* Task item: Only the lines from the beginning of the data below through the line containing "1,1-difluorobuta-1,2-diene (C4H4F2), SMILES" belong in the response, each copied exactly.

* Record excerpts:
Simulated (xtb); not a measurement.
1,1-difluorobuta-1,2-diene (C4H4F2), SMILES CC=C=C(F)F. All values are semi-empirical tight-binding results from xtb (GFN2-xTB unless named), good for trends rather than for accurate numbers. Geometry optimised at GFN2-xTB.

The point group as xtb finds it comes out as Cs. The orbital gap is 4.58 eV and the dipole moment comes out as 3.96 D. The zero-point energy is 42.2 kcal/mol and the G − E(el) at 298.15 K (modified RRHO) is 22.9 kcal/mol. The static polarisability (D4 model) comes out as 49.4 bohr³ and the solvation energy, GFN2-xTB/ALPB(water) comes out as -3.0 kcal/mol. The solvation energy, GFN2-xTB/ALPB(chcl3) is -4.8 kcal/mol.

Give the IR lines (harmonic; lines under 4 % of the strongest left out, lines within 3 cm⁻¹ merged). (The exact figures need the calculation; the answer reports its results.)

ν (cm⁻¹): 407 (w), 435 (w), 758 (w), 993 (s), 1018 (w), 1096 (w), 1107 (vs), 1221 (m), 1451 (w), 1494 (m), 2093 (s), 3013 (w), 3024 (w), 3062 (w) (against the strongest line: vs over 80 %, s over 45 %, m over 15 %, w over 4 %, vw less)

* Written reply:
Simulated (xtb); not a measurement.
1,1-difluorobuta-1,2-diene (C4H4F2), SMILES CC=C=C(F)F. All values are semi-empirical tight-binding results from xtb (GFN2-xTB unless named), good for trends rather than for accurate numbers. Geometry optimised at GFN2-xTB.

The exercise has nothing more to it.